EXCERPTED RECORDS START

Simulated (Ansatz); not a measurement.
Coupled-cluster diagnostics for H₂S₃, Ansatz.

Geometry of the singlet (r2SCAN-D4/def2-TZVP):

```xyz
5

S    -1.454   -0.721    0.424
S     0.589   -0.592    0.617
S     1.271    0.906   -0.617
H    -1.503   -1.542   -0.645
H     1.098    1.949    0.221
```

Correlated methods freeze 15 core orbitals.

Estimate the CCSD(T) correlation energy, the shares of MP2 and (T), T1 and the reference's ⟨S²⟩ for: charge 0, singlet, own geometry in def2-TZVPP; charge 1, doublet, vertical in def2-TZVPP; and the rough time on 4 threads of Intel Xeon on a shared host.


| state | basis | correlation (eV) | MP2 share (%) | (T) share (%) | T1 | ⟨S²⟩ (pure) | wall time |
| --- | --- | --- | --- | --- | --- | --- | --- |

EXCERPTED RECORDS END

*WORK REQUEST*:
Above are some records; copy exactly the lines from the one with "Estimate the CCSD(T)" through the one with "wall time |", both included, and no others.

*YOUR RESPONSE*:
Estimate the CCSD(T) correlation energy, the shares of MP2 and (T), T1 and the reference's ⟨S²⟩ for: charge 0, singlet, own geometry in def2-TZVPP; charge 1, doublet, vertical in def2-TZVPP; and the rough time on 4 threads of Intel Xeon on a shared host.


| state | basis | correlation (eV) | MP2 share (%) | (T) share (%) | T1 | ⟨S²⟩ (pure) | wall time |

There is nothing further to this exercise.